+--

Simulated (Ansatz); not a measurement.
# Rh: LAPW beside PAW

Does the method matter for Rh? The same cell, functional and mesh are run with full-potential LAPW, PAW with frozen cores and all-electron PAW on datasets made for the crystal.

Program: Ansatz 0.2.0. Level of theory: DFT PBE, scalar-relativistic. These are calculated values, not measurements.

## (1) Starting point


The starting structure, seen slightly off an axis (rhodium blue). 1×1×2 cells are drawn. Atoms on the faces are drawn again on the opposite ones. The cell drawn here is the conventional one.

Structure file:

+--

# Task item:
Beginning with the first line above, transcribe all of the data exactly.

# Your solution:
Simulated (Ansatz); not a measurement.
# Rh: LAPW beside PAW

Does the method matter for Rh? The same cell, functional and mesh are run with full-potential LAPW, PAW with frozen cores and all-electron PAW on datasets made for the crystal.

Program: Ansatz 0.2.0. Level of theory: DFT PBE, scalar-relativistic. These are calculated values, not measurements.

## (1) Starting point


The starting structure, seen slightly off an axis (rhodium blue). 1×1×2 cells are drawn. Atoms on the faces are drawn again on the opposite ones. The cell drawn here is the conventional one.

Structure file:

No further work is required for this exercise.